----- Dataset -----
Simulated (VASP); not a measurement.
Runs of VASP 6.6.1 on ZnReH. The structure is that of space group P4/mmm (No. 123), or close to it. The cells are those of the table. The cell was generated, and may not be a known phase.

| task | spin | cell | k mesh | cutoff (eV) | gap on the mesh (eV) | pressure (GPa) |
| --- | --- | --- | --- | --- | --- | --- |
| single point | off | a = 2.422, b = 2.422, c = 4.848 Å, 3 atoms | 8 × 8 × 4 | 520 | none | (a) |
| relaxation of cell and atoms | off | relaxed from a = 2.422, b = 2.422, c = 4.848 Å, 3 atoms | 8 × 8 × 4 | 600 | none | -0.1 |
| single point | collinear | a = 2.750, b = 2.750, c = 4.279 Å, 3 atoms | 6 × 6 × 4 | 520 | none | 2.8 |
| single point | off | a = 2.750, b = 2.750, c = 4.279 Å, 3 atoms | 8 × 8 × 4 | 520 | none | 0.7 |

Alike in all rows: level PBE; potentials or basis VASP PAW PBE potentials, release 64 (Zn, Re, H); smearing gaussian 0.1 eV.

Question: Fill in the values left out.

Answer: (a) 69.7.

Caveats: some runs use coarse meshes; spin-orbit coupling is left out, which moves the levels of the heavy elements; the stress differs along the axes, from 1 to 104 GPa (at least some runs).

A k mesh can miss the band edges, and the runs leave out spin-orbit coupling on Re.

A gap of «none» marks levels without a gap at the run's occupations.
-----

Transcribe each line of the material without any alteration.

Simulated (VASP); not a measurement.
Runs of VASP 6.6.1 on ZnReH. The structure is that of space group P4/mmm (No. 123), or close to it. The cells are those of the table. The cell was generated, and may not be a known phase.

| task | spin | cell | k mesh | cutoff (eV) | gap on the mesh (eV) | pressure (GPa) |
| --- | --- | --- | --- | --- | --- | --- |
| single point | off | a = 2.422, b = 2.422, c = 4.848 Å, 3 atoms | 8 × 8 × 4 | 520 | none | (a) |
| relaxation of cell and atoms | off | relaxed from a = 2.422, b = 2.422, c = 4.848 Å, 3 atoms | 8 × 8 × 4 | 600 | none | -0.1 |
| single point | collinear | a = 2.750, b = 2.750, c = 4.279 Å, 3 atoms | 6 × 6 × 4 | 520 | none | 2.8 |
| single point | off | a = 2.750, b = 2.750, c = 4.279 Å, 3 atoms | 8 × 8 × 4 | 520 | none | 0.7 |

Alike in all rows: level PBE; potentials or basis VASP PAW PBE potentials, release 64 (Zn, Re, H); smearing gaussian 0.1 eV.

Question: Fill in the values left out.

Answer: (a) 69.7.

Caveats: some runs use coarse meshes; spin-orbit coupling is left out, which moves the levels of the heavy elements; the stress differs along the axes, from 1 to 104 GPa (at least some runs).

A k mesh can miss the band edges, and the runs leave out spin-orbit coupling on Re.

A gap of «none» marks levels without a gap at the run's occupations.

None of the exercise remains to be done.